Write out every entry in full. Leave nothing out.

▶ [Extracted data]
Segment Open

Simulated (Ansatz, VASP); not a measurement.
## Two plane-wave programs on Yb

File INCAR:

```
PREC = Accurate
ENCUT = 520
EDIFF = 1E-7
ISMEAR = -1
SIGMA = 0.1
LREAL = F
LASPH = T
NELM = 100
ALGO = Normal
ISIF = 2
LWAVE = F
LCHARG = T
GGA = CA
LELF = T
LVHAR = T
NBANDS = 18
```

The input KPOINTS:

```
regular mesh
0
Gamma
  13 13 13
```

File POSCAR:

Segment Closed

▶ [Response]
Simulated (Ansatz, VASP); not a measurement.
## Two plane-wave programs on Yb

File INCAR:

```
PREC = Accurate
ENCUT = 520
EDIFF = 1E-7
ISMEAR = -1
SIGMA = 0.1
LREAL = F
LASPH = T
NELM = 100
ALGO = Normal
ISIF = 2
LWAVE = F
LCHARG = T
GGA = CA
LELF = T
LVHAR = T
NBANDS = 18
```

The input KPOINTS:

```
regular mesh
0
Gamma
  13 13 13
```

File POSCAR:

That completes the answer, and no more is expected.